Work instruction:
Here are the records. Write out exactly the lines between the one holding "cell | 56 | 56 |" and the one holding "the smearing closes.", inclusive.

___ Recorded data

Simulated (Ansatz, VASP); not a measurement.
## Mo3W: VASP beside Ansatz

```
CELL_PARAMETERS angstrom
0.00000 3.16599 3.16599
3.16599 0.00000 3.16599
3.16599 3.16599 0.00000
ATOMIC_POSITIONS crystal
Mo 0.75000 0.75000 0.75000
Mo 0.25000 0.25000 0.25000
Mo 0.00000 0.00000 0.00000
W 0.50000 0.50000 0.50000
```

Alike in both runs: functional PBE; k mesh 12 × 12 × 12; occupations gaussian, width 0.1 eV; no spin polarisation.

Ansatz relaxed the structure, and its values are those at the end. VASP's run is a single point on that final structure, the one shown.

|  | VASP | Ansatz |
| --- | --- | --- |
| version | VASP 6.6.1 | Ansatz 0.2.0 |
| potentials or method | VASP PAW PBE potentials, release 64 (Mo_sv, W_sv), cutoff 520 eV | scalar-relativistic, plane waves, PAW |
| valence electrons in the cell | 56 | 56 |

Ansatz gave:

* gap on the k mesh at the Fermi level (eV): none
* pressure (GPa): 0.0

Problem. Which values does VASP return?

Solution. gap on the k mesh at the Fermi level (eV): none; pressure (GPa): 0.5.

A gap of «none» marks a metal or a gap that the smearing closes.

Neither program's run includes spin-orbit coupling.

______

Answer section:
| valence electrons in the cell | 56 | 56 |

Ansatz gave:

* gap on the k mesh at the Fermi level (eV): none
* pressure (GPa): 0.0

Problem. Which values does VASP return?

Solution. gap on the k mesh at the Fermi level (eV): none; pressure (GPa): 0.5.

A gap of «none» marks a metal or a gap that the smearing closes.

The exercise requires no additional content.